- **WORK TASK**
The full listing below should be repeated exactly.

BEGIN DATA FOR ANALYSIS

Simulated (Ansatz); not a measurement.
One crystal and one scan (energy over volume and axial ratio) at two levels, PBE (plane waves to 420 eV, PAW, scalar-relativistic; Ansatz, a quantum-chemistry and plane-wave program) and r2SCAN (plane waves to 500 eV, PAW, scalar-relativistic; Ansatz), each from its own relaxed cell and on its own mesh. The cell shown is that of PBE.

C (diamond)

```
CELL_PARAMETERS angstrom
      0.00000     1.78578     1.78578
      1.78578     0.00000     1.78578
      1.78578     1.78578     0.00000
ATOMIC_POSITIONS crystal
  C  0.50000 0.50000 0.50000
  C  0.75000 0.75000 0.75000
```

END DATA FOR ANALYSIS

- **EXERCISE RESULT**
Simulated (Ansatz); not a measurement.
One crystal and one scan (energy over volume and axial ratio) at two levels, PBE (plane waves to 420 eV, PAW, scalar-relativistic; Ansatz, a quantum-chemistry and plane-wave program) and r2SCAN (plane waves to 500 eV, PAW, scalar-relativistic; Ansatz), each from its own relaxed cell and on its own mesh. The cell shown is that of PBE.

C (diamond)

```
CELL_PARAMETERS angstrom
      0.00000     1.78578     1.78578
      1.78578     0.00000     1.78578
      1.78578     1.78578     0.00000
ATOMIC_POSITIONS crystal
  C  0.50000 0.50000 0.50000
  C  0.75000 0.75000 0.75000
```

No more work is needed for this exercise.